*WORK INSTRUCTION*:
Return the material unaltered, line by line.

**** DATA SHOWN ****

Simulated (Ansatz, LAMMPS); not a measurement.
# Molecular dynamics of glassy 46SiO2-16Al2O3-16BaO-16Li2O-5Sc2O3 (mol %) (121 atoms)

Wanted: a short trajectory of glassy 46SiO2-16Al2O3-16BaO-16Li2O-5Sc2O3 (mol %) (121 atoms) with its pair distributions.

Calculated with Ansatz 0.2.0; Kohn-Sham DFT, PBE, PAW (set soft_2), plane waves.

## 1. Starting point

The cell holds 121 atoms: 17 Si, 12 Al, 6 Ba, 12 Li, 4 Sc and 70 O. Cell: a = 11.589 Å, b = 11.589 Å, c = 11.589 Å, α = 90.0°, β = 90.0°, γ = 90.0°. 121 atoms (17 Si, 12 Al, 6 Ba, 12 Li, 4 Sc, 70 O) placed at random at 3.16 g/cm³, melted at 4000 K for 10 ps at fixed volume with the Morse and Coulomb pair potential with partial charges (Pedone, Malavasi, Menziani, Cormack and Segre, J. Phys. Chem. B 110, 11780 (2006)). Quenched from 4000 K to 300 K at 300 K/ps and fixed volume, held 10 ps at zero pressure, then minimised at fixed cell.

****

*RESPONSE AREA*:
Simulated (Ansatz, LAMMPS); not a measurement.
# Molecular dynamics of glassy 46SiO2-16Al2O3-16BaO-16Li2O-5Sc2O3 (mol %) (121 atoms)

Wanted: a short trajectory of glassy 46SiO2-16Al2O3-16BaO-16Li2O-5Sc2O3 (mol %) (121 atoms) with its pair distributions.

Calculated with Ansatz 0.2.0; Kohn-Sham DFT, PBE, PAW (set soft_2), plane waves.

## 1. Starting point

The cell holds 121 atoms: 17 Si, 12 Al, 6 Ba, 12 Li, 4 Sc and 70 O. Cell: a = 11.589 Å, b = 11.589 Å, c = 11.589 Å, α = 90.0°, β = 90.0°, γ = 90.0°. 121 atoms (17 Si, 12 Al, 6 Ba, 12 Li, 4 Sc, 70 O) placed at random at 3.16 g/cm³, melted at 4000 K for 10 ps at fixed volume with the Morse and Coulomb pair potential with partial charges (Pedone, Malavasi, Menziani, Cormack and Segre, J. Phys. Chem. B 110, 11780 (2006)). Quenched from 4000 K to 300 K at 300 K/ps and fixed volume, held 10 ps at zero pressure, then minimised at fixed cell.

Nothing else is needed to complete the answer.